== Task item ==
Please take the records that follow and repeat exactly the lines starting with the line with "(Ba_sv, O, Ti_sv)." and going on through the line with "Question: How long".

== Entries supplied ==
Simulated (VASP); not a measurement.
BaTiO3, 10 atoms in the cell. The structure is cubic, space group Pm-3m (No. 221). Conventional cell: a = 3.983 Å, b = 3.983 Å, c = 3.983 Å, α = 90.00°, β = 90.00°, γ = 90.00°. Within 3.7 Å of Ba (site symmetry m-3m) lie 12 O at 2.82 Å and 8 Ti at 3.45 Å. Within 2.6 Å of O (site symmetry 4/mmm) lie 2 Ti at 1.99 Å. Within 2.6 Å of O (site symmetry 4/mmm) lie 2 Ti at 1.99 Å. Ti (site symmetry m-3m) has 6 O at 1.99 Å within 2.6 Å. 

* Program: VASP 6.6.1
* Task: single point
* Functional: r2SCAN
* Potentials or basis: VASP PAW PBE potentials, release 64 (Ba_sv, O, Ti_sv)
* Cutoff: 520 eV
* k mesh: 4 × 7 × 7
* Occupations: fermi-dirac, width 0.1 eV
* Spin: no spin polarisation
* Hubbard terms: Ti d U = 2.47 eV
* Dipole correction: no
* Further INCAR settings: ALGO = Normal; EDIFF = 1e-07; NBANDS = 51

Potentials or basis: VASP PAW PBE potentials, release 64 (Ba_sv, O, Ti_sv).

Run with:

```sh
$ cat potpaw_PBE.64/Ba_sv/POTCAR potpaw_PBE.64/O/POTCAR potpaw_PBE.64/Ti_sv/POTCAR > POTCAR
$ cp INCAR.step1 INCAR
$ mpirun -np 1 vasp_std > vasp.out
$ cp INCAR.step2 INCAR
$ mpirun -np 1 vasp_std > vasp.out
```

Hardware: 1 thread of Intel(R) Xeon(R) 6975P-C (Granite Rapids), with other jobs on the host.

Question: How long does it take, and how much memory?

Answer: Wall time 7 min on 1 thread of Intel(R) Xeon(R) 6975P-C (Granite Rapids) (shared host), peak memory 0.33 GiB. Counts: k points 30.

== Worked solution ==
Potentials or basis: VASP PAW PBE potentials, release 64 (Ba_sv, O, Ti_sv).

Run with:

```sh
$ cat potpaw_PBE.64/Ba_sv/POTCAR potpaw_PBE.64/O/POTCAR potpaw_PBE.64/Ti_sv/POTCAR > POTCAR
$ cp INCAR.step1 INCAR
$ mpirun -np 1 vasp_std > vasp.out
$ cp INCAR.step2 INCAR
$ mpirun -np 1 vasp_std > vasp.out
```

Hardware: 1 thread of Intel(R) Xeon(R) 6975P-C (Granite Rapids), with other jobs on the host.

Question: How long does it take, and how much memory?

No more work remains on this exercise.